» **ASSIGNED TASK**: With no line left out, restate the data word for word.

» **RAW DATA**:
○ ○ ○ ○

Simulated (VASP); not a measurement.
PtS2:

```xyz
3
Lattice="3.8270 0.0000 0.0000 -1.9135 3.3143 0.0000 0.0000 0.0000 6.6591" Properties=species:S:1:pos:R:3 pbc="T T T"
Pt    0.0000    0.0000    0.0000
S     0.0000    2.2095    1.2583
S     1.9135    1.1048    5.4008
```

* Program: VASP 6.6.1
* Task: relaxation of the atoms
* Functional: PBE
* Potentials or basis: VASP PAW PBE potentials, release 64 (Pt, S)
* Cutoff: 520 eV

○ ○ ○ ○

» **EXPECTED ANSWER**:
Simulated (VASP); not a measurement.
PtS2:

```xyz
3
Lattice="3.8270 0.0000 0.0000 -1.9135 3.3143 0.0000 0.0000 0.0000 6.6591" Properties=species:S:1:pos:R:3 pbc="T T T"
Pt    0.0000    0.0000    0.0000
S     0.0000    2.2095    1.2583
S     1.9135    1.1048    5.4008
```

* Program: VASP 6.6.1
* Task: relaxation of the atoms
* Functional: PBE
* Potentials or basis: VASP PAW PBE potentials, release 64 (Pt, S)
* Cutoff: 520 eV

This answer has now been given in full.